Work item —
Repeat the whole listing exactly.

Provided data —
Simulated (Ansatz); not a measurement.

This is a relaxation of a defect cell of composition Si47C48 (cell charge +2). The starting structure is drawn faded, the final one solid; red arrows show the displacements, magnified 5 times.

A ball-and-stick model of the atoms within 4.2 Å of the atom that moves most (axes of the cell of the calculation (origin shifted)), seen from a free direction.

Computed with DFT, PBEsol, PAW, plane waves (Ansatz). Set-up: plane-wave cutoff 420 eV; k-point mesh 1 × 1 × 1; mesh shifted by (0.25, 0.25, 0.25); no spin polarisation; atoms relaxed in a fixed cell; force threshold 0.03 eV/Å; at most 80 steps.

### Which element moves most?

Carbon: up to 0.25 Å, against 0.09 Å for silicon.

Your response —
Simulated (Ansatz); not a measurement.

This is a relaxation of a defect cell of composition Si47C48 (cell charge +2). The starting structure is drawn faded, the final one solid; red arrows show the displacements, magnified 5 times.

A ball-and-stick model of the atoms within 4.2 Å of the atom that moves most (axes of the cell of the calculation (origin shifted)), seen from a free direction.

Computed with DFT, PBEsol, PAW, plane waves (Ansatz). Set-up: plane-wave cutoff 420 eV; k-point mesh 1 × 1 × 1; mesh shifted by (0.25, 0.25, 0.25); no spin polarisation; atoms relaxed in a fixed cell; force threshold 0.03 eV/Å; at most 80 steps.

### Which element moves most?

Carbon: up to 0.25 Å, against 0.09 Å for silicon.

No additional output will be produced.